STUDY MATERIAL:
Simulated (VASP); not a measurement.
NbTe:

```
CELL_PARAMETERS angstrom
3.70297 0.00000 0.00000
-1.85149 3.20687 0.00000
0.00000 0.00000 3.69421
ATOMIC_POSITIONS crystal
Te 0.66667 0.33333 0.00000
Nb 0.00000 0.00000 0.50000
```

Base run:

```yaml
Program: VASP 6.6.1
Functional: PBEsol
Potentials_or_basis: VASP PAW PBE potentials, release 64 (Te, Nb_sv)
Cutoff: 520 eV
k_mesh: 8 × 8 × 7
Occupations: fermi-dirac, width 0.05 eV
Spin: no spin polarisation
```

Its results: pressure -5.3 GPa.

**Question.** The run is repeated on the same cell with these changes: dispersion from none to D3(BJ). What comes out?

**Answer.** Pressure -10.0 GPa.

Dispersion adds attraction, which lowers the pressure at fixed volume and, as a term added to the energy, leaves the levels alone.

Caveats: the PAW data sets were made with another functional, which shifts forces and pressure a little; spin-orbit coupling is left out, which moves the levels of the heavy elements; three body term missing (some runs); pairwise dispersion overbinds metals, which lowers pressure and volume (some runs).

ASSIGNED TASK:
Exactly as they appear, copy the lines of the listing above from the first through the one that contains "Dispersion adds attraction, which", and nothing more.

RESULT:
Simulated (VASP); not a measurement.
NbTe:

```
CELL_PARAMETERS angstrom
3.70297 0.00000 0.00000
-1.85149 3.20687 0.00000
0.00000 0.00000 3.69421
ATOMIC_POSITIONS crystal
Te 0.66667 0.33333 0.00000
Nb 0.00000 0.00000 0.50000
```

Base run:

```yaml
Program: VASP 6.6.1
Functional: PBEsol
Potentials_or_basis: VASP PAW PBE potentials, release 64 (Te, Nb_sv)
Cutoff: 520 eV
k_mesh: 8 × 8 × 7
Occupations: fermi-dirac, width 0.05 eV
Spin: no spin polarisation
```

Its results: pressure -5.3 GPa.

**Question.** The run is repeated on the same cell with these changes: dispersion from none to D3(BJ). What comes out?

**Answer.** Pressure -10.0 GPa.

Dispersion adds attraction, which lowers the pressure at fixed volume and, as a term added to the energy, leaves the levels alone.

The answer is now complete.